[Record extracts]

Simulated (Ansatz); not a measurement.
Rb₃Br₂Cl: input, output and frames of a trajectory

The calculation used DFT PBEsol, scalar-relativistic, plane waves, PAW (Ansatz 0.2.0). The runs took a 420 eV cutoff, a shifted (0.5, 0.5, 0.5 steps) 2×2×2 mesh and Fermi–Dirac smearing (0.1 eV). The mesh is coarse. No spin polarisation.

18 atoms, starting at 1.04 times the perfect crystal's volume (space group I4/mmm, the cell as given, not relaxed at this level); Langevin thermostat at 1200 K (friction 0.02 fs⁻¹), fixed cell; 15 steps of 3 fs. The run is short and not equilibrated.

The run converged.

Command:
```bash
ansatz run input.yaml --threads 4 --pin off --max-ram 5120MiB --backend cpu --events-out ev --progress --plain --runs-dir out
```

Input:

[/Record extracts]

= Required action =
Print the records above verbatim from their first line to the line containing "The calculation used", both included, and stop there.

= Reply =
Simulated (Ansatz); not a measurement.
Rb₃Br₂Cl: input, output and frames of a trajectory

The calculation used DFT PBEsol, scalar-relativistic, plane waves, PAW (Ansatz 0.2.0). The runs took a 420 eV cutoff, a shifted (0.5, 0.5, 0.5 steps) 2×2×2 mesh and Fermi–Dirac smearing (0.1 eV). The mesh is coarse. No spin polarisation.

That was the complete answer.